**Records supplied**
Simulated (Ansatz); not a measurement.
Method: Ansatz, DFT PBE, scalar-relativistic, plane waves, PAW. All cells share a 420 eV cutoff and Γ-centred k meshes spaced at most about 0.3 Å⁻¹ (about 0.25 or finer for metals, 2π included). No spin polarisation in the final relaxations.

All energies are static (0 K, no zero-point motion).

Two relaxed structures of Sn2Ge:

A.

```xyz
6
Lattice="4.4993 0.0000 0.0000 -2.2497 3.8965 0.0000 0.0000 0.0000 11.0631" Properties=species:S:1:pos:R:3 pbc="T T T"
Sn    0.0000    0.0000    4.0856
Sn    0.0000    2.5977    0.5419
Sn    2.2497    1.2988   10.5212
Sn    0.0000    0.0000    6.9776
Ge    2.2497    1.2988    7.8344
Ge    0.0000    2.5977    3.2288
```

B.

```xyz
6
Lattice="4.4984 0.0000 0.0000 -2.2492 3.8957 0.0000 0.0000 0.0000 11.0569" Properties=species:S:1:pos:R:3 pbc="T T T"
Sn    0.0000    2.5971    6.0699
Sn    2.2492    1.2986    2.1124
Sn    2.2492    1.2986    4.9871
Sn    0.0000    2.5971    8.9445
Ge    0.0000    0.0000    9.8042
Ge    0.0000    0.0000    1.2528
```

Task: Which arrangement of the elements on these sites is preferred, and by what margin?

**Brief**
Retype every line up to and including the one that contains "Method: Ansatz, DFT", beginning at the first line of the records, with no edits.

**Answer space**
Simulated (Ansatz); not a measurement.
Method: Ansatz, DFT PBE, scalar-relativistic, plane waves, PAW. All cells share a 420 eV cutoff and Γ-centred k meshes spaced at most about 0.3 Å⁻¹ (about 0.25 or finer for metals, 2π included). No spin polarisation in the final relaxations.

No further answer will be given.